■ **Records supplied**:
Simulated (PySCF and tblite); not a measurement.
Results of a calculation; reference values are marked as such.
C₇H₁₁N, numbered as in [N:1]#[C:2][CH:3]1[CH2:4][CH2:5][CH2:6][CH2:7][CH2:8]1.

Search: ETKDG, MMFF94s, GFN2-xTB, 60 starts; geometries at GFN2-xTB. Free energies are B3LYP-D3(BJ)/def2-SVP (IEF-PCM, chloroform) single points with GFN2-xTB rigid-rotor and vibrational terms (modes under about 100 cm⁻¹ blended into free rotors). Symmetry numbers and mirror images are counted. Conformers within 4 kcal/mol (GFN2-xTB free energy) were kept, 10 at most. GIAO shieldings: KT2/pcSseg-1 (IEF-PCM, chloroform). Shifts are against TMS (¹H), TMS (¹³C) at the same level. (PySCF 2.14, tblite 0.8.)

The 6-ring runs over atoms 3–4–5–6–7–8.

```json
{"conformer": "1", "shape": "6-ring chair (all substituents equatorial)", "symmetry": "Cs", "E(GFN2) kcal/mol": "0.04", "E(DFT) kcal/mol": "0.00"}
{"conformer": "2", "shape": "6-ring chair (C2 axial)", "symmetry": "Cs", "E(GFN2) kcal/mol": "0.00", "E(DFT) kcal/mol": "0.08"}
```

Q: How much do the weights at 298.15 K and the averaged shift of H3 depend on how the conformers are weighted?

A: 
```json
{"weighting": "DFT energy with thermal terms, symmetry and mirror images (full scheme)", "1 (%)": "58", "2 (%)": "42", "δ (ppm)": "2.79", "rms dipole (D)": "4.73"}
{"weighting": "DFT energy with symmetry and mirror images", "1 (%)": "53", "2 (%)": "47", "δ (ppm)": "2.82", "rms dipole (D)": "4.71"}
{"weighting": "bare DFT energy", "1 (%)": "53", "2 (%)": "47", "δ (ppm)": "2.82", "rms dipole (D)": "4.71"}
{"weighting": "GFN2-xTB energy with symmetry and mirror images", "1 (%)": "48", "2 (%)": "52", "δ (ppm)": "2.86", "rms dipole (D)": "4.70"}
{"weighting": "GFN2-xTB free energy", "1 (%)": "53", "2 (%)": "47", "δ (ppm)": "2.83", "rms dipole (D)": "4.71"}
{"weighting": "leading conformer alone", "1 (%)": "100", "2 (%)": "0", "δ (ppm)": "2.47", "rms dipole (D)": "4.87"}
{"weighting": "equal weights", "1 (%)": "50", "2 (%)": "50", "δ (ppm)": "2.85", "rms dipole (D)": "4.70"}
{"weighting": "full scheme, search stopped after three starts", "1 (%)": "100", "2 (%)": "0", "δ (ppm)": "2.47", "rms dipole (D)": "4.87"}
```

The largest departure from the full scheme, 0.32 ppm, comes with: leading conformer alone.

■ **Work instruction**:
Return, line for line and unchanged, the data from its first line through the line containing "C₇H₁₁N, numbered as".

■ **Response area**:
Simulated (PySCF and tblite); not a measurement.
Results of a calculation; reference values are marked as such.
C₇H₁₁N, numbered as in [N:1]#[C:2][CH:3]1[CH2:4][CH2:5][CH2:6][CH2:7][CH2:8]1.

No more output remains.